_Exercise_
Consider the listing below. Extract exactly the lines from the line containing "Crystal: MoS2." to the line containing "Item | Value |", both included.

::::::::::

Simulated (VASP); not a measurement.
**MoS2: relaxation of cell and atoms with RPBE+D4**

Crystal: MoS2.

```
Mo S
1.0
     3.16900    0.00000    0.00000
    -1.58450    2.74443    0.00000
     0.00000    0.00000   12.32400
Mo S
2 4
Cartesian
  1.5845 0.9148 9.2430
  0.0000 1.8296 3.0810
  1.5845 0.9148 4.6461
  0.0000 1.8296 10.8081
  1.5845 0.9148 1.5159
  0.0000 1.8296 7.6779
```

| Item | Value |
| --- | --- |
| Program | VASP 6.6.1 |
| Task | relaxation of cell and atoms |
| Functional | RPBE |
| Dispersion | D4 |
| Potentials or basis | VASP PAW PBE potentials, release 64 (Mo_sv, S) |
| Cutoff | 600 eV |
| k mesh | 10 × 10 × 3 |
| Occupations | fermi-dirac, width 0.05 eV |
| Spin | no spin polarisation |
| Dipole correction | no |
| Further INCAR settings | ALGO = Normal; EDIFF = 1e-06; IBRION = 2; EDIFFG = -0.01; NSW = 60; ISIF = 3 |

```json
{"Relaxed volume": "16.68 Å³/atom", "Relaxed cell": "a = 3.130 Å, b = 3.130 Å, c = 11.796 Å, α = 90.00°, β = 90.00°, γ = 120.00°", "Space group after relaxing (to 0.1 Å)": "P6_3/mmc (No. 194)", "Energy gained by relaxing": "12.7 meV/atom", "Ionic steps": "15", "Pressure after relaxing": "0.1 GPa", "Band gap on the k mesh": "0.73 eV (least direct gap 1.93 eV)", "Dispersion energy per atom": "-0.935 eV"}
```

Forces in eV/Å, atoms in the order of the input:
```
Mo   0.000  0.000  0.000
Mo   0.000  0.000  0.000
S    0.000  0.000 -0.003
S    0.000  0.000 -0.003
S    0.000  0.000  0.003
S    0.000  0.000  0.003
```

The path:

::::::::::

_Problem solution_
Crystal: MoS2.

```
Mo S
1.0
     3.16900    0.00000    0.00000
    -1.58450    2.74443    0.00000
     0.00000    0.00000   12.32400
Mo S
2 4
Cartesian
  1.5845 0.9148 9.2430
  0.0000 1.8296 3.0810
  1.5845 0.9148 4.6461
  0.0000 1.8296 10.8081
  1.5845 0.9148 1.5159
  0.0000 1.8296 7.6779
```

| Item | Value |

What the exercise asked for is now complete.